(EXTRACTED INFORMATION Opens)

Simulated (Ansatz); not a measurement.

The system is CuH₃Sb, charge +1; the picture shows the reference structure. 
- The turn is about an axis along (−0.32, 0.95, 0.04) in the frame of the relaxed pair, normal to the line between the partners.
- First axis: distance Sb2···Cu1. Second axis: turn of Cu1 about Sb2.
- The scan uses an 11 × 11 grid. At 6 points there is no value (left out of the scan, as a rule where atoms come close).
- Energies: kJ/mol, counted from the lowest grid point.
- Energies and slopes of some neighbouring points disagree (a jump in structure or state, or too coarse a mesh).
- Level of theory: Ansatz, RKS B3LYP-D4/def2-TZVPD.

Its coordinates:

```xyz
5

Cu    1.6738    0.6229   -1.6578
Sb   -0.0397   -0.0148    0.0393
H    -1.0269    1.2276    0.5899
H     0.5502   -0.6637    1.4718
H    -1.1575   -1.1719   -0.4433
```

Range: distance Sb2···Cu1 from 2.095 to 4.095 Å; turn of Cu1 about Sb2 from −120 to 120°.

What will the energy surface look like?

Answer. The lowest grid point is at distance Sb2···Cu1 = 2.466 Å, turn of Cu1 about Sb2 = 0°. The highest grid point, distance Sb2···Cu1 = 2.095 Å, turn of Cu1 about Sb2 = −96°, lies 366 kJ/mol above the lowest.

(EXTRACTED INFORMATION Closes)

ACTIVITY: Out of the listing above, reproduce exactly the lines from the one with "- First axis: distance" up to and including the one with "What will the energy surface look like?".

TASK RESULT:
- First axis: distance Sb2···Cu1. Second axis: turn of Cu1 about Sb2.
- The scan uses an 11 × 11 grid. At 6 points there is no value (left out of the scan, as a rule where atoms come close).
- Energies: kJ/mol, counted from the lowest grid point.
- Energies and slopes of some neighbouring points disagree (a jump in structure or state, or too coarse a mesh).
- Level of theory: Ansatz, RKS B3LYP-D4/def2-TZVPD.

Its coordinates:

```xyz
5

Cu    1.6738    0.6229   -1.6578
Sb   -0.0397   -0.0148    0.0393
H    -1.0269    1.2276    0.5899
H     0.5502   -0.6637    1.4718
H    -1.1575   -1.1719   -0.4433
```

Range: distance Sb2···Cu1 from 2.095 to 4.095 Å; turn of Cu1 about Sb2 from −120 to 120°.

What will the energy surface look like?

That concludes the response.